Give an exact copy of the lines from the beginning of the listing below to the "release, in kJ/mol?" line, inclusive.

• [Records provided]
_ _ _

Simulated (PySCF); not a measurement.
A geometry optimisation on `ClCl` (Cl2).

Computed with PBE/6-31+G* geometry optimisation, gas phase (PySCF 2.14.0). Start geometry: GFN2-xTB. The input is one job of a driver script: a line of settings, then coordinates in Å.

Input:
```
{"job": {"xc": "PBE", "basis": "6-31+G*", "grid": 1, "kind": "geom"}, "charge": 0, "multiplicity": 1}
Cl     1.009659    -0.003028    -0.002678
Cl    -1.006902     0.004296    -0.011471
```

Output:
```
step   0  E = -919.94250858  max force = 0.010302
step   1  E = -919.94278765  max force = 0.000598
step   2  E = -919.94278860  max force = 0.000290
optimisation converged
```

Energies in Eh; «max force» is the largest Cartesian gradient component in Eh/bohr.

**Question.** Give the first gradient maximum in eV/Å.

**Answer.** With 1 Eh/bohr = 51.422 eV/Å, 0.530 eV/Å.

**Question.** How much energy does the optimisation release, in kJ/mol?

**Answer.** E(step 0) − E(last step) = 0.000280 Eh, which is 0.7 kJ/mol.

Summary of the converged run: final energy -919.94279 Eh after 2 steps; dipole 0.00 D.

_ _ _

• [Written answer]
Simulated (PySCF); not a measurement.
A geometry optimisation on `ClCl` (Cl2).

Computed with PBE/6-31+G* geometry optimisation, gas phase (PySCF 2.14.0). Start geometry: GFN2-xTB. The input is one job of a driver script: a line of settings, then coordinates in Å.

Input:
```
{"job": {"xc": "PBE", "basis": "6-31+G*", "grid": 1, "kind": "geom"}, "charge": 0, "multiplicity": 1}
Cl     1.009659    -0.003028    -0.002678
Cl    -1.006902     0.004296    -0.011471
```

Output:
```
step   0  E = -919.94250858  max force = 0.010302
step   1  E = -919.94278765  max force = 0.000598
step   2  E = -919.94278860  max force = 0.000290
optimisation converged
```

Energies in Eh; «max force» is the largest Cartesian gradient component in Eh/bohr.

**Question.** Give the first gradient maximum in eV/Å.

**Answer.** With 1 Eh/bohr = 51.422 eV/Å, 0.530 eV/Å.

**Question.** How much energy does the optimisation release, in kJ/mol?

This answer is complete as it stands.